─── DATA SUPPLIED ───
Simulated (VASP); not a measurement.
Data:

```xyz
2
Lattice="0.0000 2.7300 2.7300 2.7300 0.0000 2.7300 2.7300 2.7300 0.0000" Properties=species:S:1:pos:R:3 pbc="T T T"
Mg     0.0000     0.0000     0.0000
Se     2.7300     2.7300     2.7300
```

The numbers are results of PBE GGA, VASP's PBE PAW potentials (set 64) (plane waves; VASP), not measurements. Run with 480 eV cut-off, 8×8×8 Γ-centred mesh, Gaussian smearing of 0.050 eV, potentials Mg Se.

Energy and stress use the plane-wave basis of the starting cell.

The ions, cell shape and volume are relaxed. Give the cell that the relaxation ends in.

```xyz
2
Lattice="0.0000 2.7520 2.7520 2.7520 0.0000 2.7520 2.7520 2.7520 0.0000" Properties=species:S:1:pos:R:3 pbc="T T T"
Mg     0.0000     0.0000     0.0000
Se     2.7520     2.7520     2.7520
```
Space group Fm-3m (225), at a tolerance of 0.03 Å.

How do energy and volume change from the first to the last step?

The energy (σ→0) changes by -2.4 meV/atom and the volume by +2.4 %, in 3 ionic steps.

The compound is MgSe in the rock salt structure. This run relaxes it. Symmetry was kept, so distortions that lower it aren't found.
───

**ACTIVITY**
Copy the entries above exactly, leaving none out.

**RESPONSE**
Simulated (VASP); not a measurement.
Data:

```xyz
2
Lattice="0.0000 2.7300 2.7300 2.7300 0.0000 2.7300 2.7300 2.7300 0.0000" Properties=species:S:1:pos:R:3 pbc="T T T"
Mg     0.0000     0.0000     0.0000
Se     2.7300     2.7300     2.7300
```

The numbers are results of PBE GGA, VASP's PBE PAW potentials (set 64) (plane waves; VASP), not measurements. Run with 480 eV cut-off, 8×8×8 Γ-centred mesh, Gaussian smearing of 0.050 eV, potentials Mg Se.

Energy and stress use the plane-wave basis of the starting cell.

The ions, cell shape and volume are relaxed. Give the cell that the relaxation ends in.

```xyz
2
Lattice="0.0000 2.7520 2.7520 2.7520 0.0000 2.7520 2.7520 2.7520 0.0000" Properties=species:S:1:pos:R:3 pbc="T T T"
Mg     0.0000     0.0000     0.0000
Se     2.7520     2.7520     2.7520
```
Space group Fm-3m (225), at a tolerance of 0.03 Å.

How do energy and volume change from the first to the last step?

The energy (σ→0) changes by -2.4 meV/atom and the volume by +2.4 %, in 3 ionic steps.

The compound is MgSe in the rock salt structure. This run relaxes it. Symmetry was kept, so distortions that lower it aren't found.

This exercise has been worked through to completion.